*** Recorded data Section Begins ***

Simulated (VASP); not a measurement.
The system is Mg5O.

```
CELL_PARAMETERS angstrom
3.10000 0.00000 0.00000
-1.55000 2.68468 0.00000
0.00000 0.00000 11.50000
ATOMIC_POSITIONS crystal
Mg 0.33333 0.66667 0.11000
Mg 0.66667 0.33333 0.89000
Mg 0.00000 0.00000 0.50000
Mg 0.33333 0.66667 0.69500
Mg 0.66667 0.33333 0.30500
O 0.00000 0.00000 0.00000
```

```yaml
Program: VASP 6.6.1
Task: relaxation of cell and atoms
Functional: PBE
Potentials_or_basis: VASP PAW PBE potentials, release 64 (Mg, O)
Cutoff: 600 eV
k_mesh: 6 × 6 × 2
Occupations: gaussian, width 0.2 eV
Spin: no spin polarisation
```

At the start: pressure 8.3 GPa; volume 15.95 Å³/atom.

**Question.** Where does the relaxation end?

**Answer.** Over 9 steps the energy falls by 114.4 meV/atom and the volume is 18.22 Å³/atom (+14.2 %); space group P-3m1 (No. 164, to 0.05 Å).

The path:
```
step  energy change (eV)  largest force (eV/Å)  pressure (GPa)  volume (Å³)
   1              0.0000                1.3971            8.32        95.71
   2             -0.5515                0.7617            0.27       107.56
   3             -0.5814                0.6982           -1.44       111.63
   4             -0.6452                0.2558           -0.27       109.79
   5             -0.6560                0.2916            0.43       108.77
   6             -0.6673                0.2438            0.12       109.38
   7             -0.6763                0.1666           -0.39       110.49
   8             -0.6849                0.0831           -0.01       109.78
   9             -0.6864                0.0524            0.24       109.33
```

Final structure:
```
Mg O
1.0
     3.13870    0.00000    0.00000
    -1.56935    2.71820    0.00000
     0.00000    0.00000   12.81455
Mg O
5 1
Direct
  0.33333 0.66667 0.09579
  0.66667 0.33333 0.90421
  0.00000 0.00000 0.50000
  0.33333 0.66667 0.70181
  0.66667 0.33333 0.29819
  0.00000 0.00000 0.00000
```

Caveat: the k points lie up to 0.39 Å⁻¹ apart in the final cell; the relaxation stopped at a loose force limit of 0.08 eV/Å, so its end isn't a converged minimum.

*** Recorded data Section Ends ***

Exercise: Quote exactly the first line of the data and every line after it through the one holding "to 0.05 Å).".

Task output:
Simulated (VASP); not a measurement.
The system is Mg5O.

```
CELL_PARAMETERS angstrom
3.10000 0.00000 0.00000
-1.55000 2.68468 0.00000
0.00000 0.00000 11.50000
ATOMIC_POSITIONS crystal
Mg 0.33333 0.66667 0.11000
Mg 0.66667 0.33333 0.89000
Mg 0.00000 0.00000 0.50000
Mg 0.33333 0.66667 0.69500
Mg 0.66667 0.33333 0.30500
O 0.00000 0.00000 0.00000
```

```yaml
Program: VASP 6.6.1
Task: relaxation of cell and atoms
Functional: PBE
Potentials_or_basis: VASP PAW PBE potentials, release 64 (Mg, O)
Cutoff: 600 eV
k_mesh: 6 × 6 × 2
Occupations: gaussian, width 0.2 eV
Spin: no spin polarisation
```

At the start: pressure 8.3 GPa; volume 15.95 Å³/atom.

**Question.** Where does the relaxation end?

**Answer.** Over 9 steps the energy falls by 114.4 meV/atom and the volume is 18.22 Å³/atom (+14.2 %); space group P-3m1 (No. 164, to 0.05 Å).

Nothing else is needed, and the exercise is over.